=== ACTIVITY ===
Nothing in the records may change when you print them out again.

=== STORED DATA ===
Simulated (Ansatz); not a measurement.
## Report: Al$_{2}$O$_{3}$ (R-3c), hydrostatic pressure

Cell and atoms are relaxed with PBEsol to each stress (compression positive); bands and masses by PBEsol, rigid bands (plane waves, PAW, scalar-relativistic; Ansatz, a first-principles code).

=== EXERCISE RESPONSE ===
Simulated (Ansatz); not a measurement.
## Report: Al$_{2}$O$_{3}$ (R-3c), hydrostatic pressure

Cell and atoms are relaxed with PBEsol to each stress (compression positive); bands and masses by PBEsol, rigid bands (plane waves, PAW, scalar-relativistic; Ansatz, a first-principles code).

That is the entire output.